=== Information ===
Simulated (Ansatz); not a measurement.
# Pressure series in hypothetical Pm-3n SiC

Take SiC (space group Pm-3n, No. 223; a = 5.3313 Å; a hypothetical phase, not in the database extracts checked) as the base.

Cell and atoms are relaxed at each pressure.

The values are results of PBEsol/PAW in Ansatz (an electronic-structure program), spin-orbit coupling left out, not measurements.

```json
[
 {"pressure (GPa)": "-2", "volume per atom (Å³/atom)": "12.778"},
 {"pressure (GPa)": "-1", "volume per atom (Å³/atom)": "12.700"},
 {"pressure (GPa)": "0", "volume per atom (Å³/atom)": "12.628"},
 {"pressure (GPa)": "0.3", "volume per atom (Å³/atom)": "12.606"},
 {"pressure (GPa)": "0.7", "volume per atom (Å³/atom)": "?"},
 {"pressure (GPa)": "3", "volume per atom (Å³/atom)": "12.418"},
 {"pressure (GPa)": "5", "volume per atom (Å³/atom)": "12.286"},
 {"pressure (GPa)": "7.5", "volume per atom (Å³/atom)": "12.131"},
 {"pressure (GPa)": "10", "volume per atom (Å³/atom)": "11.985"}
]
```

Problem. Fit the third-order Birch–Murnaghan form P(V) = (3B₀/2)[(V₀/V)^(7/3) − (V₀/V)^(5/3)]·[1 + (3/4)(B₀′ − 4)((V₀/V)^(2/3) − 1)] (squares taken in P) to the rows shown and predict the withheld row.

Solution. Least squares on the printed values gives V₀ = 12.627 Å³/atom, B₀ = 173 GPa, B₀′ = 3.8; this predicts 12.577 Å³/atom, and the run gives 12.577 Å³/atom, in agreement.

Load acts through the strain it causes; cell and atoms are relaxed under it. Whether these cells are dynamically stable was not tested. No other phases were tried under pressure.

=== Required action ===
Word for word, reproduce the listing from its first line through the line that has "Solution. Least squares" in it, and go no further.

=== Worked solution ===
Simulated (Ansatz); not a measurement.
# Pressure series in hypothetical Pm-3n SiC

Take SiC (space group Pm-3n, No. 223; a = 5.3313 Å; a hypothetical phase, not in the database extracts checked) as the base.

Cell and atoms are relaxed at each pressure.

The values are results of PBEsol/PAW in Ansatz (an electronic-structure program), spin-orbit coupling left out, not measurements.

```json
[
 {"pressure (GPa)": "-2", "volume per atom (Å³/atom)": "12.778"},
 {"pressure (GPa)": "-1", "volume per atom (Å³/atom)": "12.700"},
 {"pressure (GPa)": "0", "volume per atom (Å³/atom)": "12.628"},
 {"pressure (GPa)": "0.3", "volume per atom (Å³/atom)": "12.606"},
 {"pressure (GPa)": "0.7", "volume per atom (Å³/atom)": "?"},
 {"pressure (GPa)": "3", "volume per atom (Å³/atom)": "12.418"},
 {"pressure (GPa)": "5", "volume per atom (Å³/atom)": "12.286"},
 {"pressure (GPa)": "7.5", "volume per atom (Å³/atom)": "12.131"},
 {"pressure (GPa)": "10", "volume per atom (Å³/atom)": "11.985"}
]
```

Problem. Fit the third-order Birch–Murnaghan form P(V) = (3B₀/2)[(V₀/V)^(7/3) − (V₀/V)^(5/3)]·[1 + (3/4)(B₀′ − 4)((V₀/V)^(2/3) − 1)] (squares taken in P) to the rows shown and predict the withheld row.

Solution. Least squares on the printed values gives V₀ = 12.627 Å³/atom, B₀ = 173 GPa, B₀′ = 3.8; this predicts 12.577 Å³/atom, and the run gives 12.577 Å³/atom, in agreement.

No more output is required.